*** Given entries ***

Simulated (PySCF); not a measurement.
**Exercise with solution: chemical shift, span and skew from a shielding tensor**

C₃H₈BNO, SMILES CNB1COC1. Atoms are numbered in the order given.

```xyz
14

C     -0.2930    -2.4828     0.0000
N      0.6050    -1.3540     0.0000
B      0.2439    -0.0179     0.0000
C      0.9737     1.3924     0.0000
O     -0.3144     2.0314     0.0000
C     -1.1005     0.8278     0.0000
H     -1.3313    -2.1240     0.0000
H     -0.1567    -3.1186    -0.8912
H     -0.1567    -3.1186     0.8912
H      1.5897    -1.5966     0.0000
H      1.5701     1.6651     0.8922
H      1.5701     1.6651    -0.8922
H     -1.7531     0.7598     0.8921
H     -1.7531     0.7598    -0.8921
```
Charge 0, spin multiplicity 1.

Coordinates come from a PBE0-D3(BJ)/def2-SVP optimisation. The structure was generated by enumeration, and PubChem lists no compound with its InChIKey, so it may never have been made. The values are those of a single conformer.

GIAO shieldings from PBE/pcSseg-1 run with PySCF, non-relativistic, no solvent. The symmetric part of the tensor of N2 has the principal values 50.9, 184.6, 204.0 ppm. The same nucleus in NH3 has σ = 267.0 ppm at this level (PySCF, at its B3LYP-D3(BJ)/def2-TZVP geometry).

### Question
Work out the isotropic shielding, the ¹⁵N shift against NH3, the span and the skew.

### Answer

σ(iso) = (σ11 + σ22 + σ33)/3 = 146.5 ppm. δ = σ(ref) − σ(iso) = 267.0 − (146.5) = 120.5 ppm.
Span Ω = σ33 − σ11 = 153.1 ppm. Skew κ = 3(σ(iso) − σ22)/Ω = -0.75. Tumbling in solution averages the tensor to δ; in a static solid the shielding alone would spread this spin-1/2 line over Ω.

*** End of Given entries ***

Requirement: Up to and including the line with "Charge 0, spin multiplicity 1.", reproduce the material above exactly as it appears, starting from its first line.

Response area:
Simulated (PySCF); not a measurement.
**Exercise with solution: chemical shift, span and skew from a shielding tensor**

C₃H₈BNO, SMILES CNB1COC1. Atoms are numbered in the order given.

```xyz
14

C     -0.2930    -2.4828     0.0000
N      0.6050    -1.3540     0.0000
B      0.2439    -0.0179     0.0000
C      0.9737     1.3924     0.0000
O     -0.3144     2.0314     0.0000
C     -1.1005     0.8278     0.0000
H     -1.3313    -2.1240     0.0000
H     -0.1567    -3.1186    -0.8912
H     -0.1567    -3.1186     0.8912
H      1.5897    -1.5966     0.0000
H      1.5701     1.6651     0.8922
H      1.5701     1.6651    -0.8922
H     -1.7531     0.7598     0.8921
H     -1.7531     0.7598    -0.8921
```
Charge 0, spin multiplicity 1.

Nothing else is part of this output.